Work instruction: Below are the records; retype each one exactly.

*** Opening Study material ***

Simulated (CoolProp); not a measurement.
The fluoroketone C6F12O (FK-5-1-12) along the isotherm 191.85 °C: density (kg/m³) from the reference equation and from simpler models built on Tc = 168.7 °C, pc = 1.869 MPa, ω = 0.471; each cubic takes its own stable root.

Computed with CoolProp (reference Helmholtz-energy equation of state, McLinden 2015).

*** Closing Study material ***

Response:
Simulated (CoolProp); not a measurement.
The fluoroketone C6F12O (FK-5-1-12) along the isotherm 191.85 °C: density (kg/m³) from the reference equation and from simpler models built on Tc = 168.7 °C, pc = 1.869 MPa, ω = 0.471; each cubic takes its own stable root.

Computed with CoolProp (reference Helmholtz-energy equation of state, McLinden 2015).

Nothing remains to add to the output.